Work instruction:
Copy word for word the lines from the start of the records through the line that contains "Solution. As run", both included.

--- --- ---
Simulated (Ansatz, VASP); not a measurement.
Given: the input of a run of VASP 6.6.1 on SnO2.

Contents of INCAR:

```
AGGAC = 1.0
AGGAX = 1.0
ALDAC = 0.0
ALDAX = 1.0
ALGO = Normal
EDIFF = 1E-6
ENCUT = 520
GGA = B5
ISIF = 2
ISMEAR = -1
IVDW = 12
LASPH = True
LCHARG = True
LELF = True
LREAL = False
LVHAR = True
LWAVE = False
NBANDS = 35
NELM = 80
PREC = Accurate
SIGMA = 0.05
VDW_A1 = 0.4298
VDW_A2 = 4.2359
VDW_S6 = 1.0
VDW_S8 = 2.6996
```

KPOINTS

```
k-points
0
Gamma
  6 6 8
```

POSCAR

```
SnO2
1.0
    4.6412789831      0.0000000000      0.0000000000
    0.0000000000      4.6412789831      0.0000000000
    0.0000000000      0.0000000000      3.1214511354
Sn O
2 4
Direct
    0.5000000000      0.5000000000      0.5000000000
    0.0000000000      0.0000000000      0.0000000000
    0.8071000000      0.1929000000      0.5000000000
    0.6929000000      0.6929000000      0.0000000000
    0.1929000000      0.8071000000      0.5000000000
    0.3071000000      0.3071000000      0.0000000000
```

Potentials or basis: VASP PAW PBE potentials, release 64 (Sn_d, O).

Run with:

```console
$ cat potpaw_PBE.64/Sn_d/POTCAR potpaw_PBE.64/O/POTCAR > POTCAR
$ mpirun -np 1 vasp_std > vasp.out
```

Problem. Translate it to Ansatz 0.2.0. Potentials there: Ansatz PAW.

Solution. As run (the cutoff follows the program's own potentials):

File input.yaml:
--- --- ---

Expected answer:
Simulated (Ansatz, VASP); not a measurement.
Given: the input of a run of VASP 6.6.1 on SnO2.

Contents of INCAR:

```
AGGAC = 1.0
AGGAX = 1.0
ALDAC = 0.0
ALDAX = 1.0
ALGO = Normal
EDIFF = 1E-6
ENCUT = 520
GGA = B5
ISIF = 2
ISMEAR = -1
IVDW = 12
LASPH = True
LCHARG = True
LELF = True
LREAL = False
LVHAR = True
LWAVE = False
NBANDS = 35
NELM = 80
PREC = Accurate
SIGMA = 0.05
VDW_A1 = 0.4298
VDW_A2 = 4.2359
VDW_S6 = 1.0
VDW_S8 = 2.6996
```

KPOINTS

```
k-points
0
Gamma
  6 6 8
```

POSCAR

```
SnO2
1.0
    4.6412789831      0.0000000000      0.0000000000
    0.0000000000      4.6412789831      0.0000000000
    0.0000000000      0.0000000000      3.1214511354
Sn O
2 4
Direct
    0.5000000000      0.5000000000      0.5000000000
    0.0000000000      0.0000000000      0.0000000000
    0.8071000000      0.1929000000      0.5000000000
    0.6929000000      0.6929000000      0.0000000000
    0.1929000000      0.8071000000      0.5000000000
    0.3071000000      0.3071000000      0.0000000000
```

Potentials or basis: VASP PAW PBE potentials, release 64 (Sn_d, O).

Run with:

```console
$ cat potpaw_PBE.64/Sn_d/POTCAR potpaw_PBE.64/O/POTCAR > POTCAR
$ mpirun -np 1 vasp_std > vasp.out
```

Problem. Translate it to Ansatz 0.2.0. Potentials there: Ansatz PAW.

Solution. As run (the cutoff follows the program's own potentials):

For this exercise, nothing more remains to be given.